Study material below:

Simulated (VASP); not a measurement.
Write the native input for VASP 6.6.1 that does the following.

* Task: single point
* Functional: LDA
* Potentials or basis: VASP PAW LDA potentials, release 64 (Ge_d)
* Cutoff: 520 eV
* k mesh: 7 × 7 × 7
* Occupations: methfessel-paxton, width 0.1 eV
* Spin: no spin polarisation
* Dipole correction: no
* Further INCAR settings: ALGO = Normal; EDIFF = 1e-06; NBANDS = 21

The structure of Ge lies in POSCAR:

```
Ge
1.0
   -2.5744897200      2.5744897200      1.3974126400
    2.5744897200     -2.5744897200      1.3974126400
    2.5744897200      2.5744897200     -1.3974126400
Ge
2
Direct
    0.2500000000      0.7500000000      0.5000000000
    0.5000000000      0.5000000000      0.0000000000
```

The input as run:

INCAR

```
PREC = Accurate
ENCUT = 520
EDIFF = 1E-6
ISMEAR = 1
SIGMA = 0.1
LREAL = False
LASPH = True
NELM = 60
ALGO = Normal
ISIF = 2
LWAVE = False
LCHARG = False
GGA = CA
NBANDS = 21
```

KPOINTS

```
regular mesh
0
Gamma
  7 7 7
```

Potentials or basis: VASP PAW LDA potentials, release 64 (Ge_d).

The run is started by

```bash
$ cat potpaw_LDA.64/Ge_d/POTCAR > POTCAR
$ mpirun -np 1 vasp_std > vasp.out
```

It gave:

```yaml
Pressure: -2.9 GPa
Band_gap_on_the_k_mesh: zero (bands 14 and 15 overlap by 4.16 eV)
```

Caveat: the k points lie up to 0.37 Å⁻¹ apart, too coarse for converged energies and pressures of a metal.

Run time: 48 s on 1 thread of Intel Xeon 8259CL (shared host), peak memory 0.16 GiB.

End of Study material.

Work order: Return word for word the lines above from the line with "The run is started by" to the line with "Caveat: the k", including both and leaving out all others.

Task answer:
The run is started by

```bash
$ cat potpaw_LDA.64/Ge_d/POTCAR > POTCAR
$ mpirun -np 1 vasp_std > vasp.out
```

It gave:

```yaml
Pressure: -2.9 GPa
Band_gap_on_the_k_mesh: zero (bands 14 and 15 overlap by 4.16 eV)
```

Caveat: the k points lie up to 0.37 Å⁻¹ apart, too coarse for converged energies and pressures of a metal.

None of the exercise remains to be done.